• • • •

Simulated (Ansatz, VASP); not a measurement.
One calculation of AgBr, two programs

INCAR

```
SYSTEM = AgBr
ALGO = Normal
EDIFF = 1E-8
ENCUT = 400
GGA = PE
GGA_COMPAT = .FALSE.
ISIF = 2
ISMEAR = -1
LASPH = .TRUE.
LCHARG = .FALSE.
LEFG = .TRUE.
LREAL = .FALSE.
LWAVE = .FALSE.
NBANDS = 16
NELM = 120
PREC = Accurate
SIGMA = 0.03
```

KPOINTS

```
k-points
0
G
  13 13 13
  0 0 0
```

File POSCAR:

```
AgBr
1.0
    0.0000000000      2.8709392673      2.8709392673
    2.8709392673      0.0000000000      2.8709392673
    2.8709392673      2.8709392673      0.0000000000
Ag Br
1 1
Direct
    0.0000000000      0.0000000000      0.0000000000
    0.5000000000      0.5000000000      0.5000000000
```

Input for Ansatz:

• • • •

# Action item
A word-for-word restatement of every record above is expected.

# Exercise result
Simulated (Ansatz, VASP); not a measurement.
One calculation of AgBr, two programs

INCAR

```
SYSTEM = AgBr
ALGO = Normal
EDIFF = 1E-8
ENCUT = 400
GGA = PE
GGA_COMPAT = .FALSE.
ISIF = 2
ISMEAR = -1
LASPH = .TRUE.
LCHARG = .FALSE.
LEFG = .TRUE.
LREAL = .FALSE.
LWAVE = .FALSE.
NBANDS = 16
NELM = 120
PREC = Accurate
SIGMA = 0.03
```

KPOINTS

```
k-points
0
G
  13 13 13
  0 0 0
```

File POSCAR:

```
AgBr
1.0
    0.0000000000      2.8709392673      2.8709392673
    2.8709392673      0.0000000000      2.8709392673
    2.8709392673      2.8709392673      0.0000000000
Ag Br
1 1
Direct
    0.0000000000      0.0000000000      0.0000000000
    0.5000000000      0.5000000000      0.5000000000
```

Input for Ansatz:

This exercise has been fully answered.